DATA SECTION —
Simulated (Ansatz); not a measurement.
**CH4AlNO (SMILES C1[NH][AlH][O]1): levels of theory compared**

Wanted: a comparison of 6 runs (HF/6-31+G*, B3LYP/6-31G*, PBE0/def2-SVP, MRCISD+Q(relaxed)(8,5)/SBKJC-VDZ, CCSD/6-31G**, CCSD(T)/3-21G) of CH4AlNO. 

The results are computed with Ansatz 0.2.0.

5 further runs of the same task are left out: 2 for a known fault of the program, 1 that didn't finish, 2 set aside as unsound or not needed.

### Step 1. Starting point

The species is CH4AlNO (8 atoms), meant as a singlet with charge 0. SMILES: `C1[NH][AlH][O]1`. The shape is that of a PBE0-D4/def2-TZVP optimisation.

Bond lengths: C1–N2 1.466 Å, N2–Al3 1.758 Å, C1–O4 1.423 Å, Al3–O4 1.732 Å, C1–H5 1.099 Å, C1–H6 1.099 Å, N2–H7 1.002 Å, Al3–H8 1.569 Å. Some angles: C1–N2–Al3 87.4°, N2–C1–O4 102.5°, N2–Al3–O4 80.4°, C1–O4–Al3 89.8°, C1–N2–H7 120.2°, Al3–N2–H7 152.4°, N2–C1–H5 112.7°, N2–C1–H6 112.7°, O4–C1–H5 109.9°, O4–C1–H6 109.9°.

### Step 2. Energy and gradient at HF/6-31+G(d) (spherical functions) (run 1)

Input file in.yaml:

ASSIGNMENT —
Copy out only the lines of the records above from the one with "### Step 1. Starting point" through the one with "### Step 2.", exactly as they stand, both included.

EXERCISE ANSWER —
### Step 1. Starting point

The species is CH4AlNO (8 atoms), meant as a singlet with charge 0. SMILES: `C1[NH][AlH][O]1`. The shape is that of a PBE0-D4/def2-TZVP optimisation.

Bond lengths: C1–N2 1.466 Å, N2–Al3 1.758 Å, C1–O4 1.423 Å, Al3–O4 1.732 Å, C1–H5 1.099 Å, C1–H6 1.099 Å, N2–H7 1.002 Å, Al3–H8 1.569 Å. Some angles: C1–N2–Al3 87.4°, N2–C1–O4 102.5°, N2–Al3–O4 80.4°, C1–O4–Al3 89.8°, C1–N2–H7 120.2°, Al3–N2–H7 152.4°, N2–C1–H5 112.7°, N2–C1–H6 112.7°, O4–C1–H5 109.9°, O4–C1–H6 109.9°.

### Step 2. Energy and gradient at HF/6-31+G(d) (spherical functions) (run 1)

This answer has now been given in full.